— Work order —
Every line of the material is to be given again exactly.

— Data section —
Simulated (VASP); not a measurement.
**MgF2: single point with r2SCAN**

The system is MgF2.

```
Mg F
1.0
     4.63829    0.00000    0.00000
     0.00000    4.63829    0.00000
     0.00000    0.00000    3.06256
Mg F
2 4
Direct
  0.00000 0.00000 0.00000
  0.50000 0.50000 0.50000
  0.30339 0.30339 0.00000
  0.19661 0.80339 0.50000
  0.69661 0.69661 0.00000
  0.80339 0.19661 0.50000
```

— Answer box —
Simulated (VASP); not a measurement.
**MgF2: single point with r2SCAN**

The system is MgF2.

```
Mg F
1.0
     4.63829    0.00000    0.00000
     0.00000    4.63829    0.00000
     0.00000    0.00000    3.06256
Mg F
2 4
Direct
  0.00000 0.00000 0.00000
  0.50000 0.50000 0.50000
  0.30339 0.30339 0.00000
  0.19661 0.80339 0.50000
  0.69661 0.69661 0.00000
  0.80339 0.19661 0.50000
```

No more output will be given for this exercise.